Each record is to be given again precisely as written.

━━━━━ Excerpted data

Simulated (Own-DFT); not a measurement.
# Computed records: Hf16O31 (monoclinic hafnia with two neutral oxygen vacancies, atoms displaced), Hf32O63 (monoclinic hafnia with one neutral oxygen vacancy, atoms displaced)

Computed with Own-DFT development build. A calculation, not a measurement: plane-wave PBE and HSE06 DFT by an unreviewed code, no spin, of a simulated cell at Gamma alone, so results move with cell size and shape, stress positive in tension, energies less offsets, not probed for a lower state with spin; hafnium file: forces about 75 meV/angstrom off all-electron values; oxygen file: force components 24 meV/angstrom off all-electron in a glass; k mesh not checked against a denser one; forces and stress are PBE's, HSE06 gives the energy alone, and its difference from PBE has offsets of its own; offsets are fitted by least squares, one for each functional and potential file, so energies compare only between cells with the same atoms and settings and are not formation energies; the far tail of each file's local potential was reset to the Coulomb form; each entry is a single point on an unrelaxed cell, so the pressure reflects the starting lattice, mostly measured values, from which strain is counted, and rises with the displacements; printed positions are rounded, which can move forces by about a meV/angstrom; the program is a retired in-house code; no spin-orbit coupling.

━━━━━━━━━━

## Task solution
Simulated (Own-DFT); not a measurement.
# Computed records: Hf16O31 (monoclinic hafnia with two neutral oxygen vacancies, atoms displaced), Hf32O63 (monoclinic hafnia with one neutral oxygen vacancy, atoms displaced)

Computed with Own-DFT development build. A calculation, not a measurement: plane-wave PBE and HSE06 DFT by an unreviewed code, no spin, of a simulated cell at Gamma alone, so results move with cell size and shape, stress positive in tension, energies less offsets, not probed for a lower state with spin; hafnium file: forces about 75 meV/angstrom off all-electron values; oxygen file: force components 24 meV/angstrom off all-electron in a glass; k mesh not checked against a denser one; forces and stress are PBE's, HSE06 gives the energy alone, and its difference from PBE has offsets of its own; offsets are fitted by least squares, one for each functional and potential file, so energies compare only between cells with the same atoms and settings and are not formation energies; the far tail of each file's local potential was reset to the Coulomb form; each entry is a single point on an unrelaxed cell, so the pressure reflects the starting lattice, mostly measured values, from which strain is counted, and rises with the displacements; printed positions are rounded, which can move forces by about a meV/angstrom; the program is a retired in-house code; no spin-orbit coupling.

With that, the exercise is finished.